Set down each entry from the block beneath, exactly as written.

*** Excerpted data

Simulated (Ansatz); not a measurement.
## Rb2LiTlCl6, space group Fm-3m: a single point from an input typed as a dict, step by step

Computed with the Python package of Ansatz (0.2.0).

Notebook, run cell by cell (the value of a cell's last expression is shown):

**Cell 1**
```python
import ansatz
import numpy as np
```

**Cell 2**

******

■ Exercise output ■
Simulated (Ansatz); not a measurement.
## Rb2LiTlCl6, space group Fm-3m: a single point from an input typed as a dict, step by step

Computed with the Python package of Ansatz (0.2.0).

Notebook, run cell by cell (the value of a cell's last expression is shown):

**Cell 1**
```python
import ansatz
import numpy as np
```

**Cell 2**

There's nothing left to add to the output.